_THE DATA:_
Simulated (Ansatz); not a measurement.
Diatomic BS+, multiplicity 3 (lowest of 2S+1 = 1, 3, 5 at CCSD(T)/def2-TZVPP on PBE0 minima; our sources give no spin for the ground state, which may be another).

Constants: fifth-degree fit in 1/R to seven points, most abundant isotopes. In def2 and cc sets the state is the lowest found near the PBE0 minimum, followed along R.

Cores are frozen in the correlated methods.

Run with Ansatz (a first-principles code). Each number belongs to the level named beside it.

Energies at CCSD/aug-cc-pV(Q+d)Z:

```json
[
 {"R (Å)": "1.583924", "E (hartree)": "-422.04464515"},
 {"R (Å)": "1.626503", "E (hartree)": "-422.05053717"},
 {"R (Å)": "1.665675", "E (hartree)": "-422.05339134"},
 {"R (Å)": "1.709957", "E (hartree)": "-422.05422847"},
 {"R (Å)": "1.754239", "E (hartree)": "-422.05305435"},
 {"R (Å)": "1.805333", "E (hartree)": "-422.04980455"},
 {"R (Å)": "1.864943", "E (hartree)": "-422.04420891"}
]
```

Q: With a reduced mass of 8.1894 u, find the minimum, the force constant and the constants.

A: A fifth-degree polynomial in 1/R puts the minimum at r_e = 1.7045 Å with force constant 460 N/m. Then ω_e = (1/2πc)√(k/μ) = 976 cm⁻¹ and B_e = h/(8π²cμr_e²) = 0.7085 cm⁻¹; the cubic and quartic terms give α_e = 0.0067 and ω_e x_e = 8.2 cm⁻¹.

_WORK TASK:_ For this exercise, write out all of the data exactly.

_RESULT:_
Simulated (Ansatz); not a measurement.
Diatomic BS+, multiplicity 3 (lowest of 2S+1 = 1, 3, 5 at CCSD(T)/def2-TZVPP on PBE0 minima; our sources give no spin for the ground state, which may be another).

Constants: fifth-degree fit in 1/R to seven points, most abundant isotopes. In def2 and cc sets the state is the lowest found near the PBE0 minimum, followed along R.

Cores are frozen in the correlated methods.

Run with Ansatz (a first-principles code). Each number belongs to the level named beside it.

Energies at CCSD/aug-cc-pV(Q+d)Z:

```json
[
 {"R (Å)": "1.583924", "E (hartree)": "-422.04464515"},
 {"R (Å)": "1.626503", "E (hartree)": "-422.05053717"},
 {"R (Å)": "1.665675", "E (hartree)": "-422.05339134"},
 {"R (Å)": "1.709957", "E (hartree)": "-422.05422847"},
 {"R (Å)": "1.754239", "E (hartree)": "-422.05305435"},
 {"R (Å)": "1.805333", "E (hartree)": "-422.04980455"},
 {"R (Å)": "1.864943", "E (hartree)": "-422.04420891"}
]
```

Q: With a reduced mass of 8.1894 u, find the minimum, the force constant and the constants.

A: A fifth-degree polynomial in 1/R puts the minimum at r_e = 1.7045 Å with force constant 460 N/m. Then ω_e = (1/2πc)√(k/μ) = 976 cm⁻¹ and B_e = h/(8π²cμr_e²) = 0.7085 cm⁻¹; the cubic and quartic terms give α_e = 0.0067 and ω_e x_e = 8.2 cm⁻¹.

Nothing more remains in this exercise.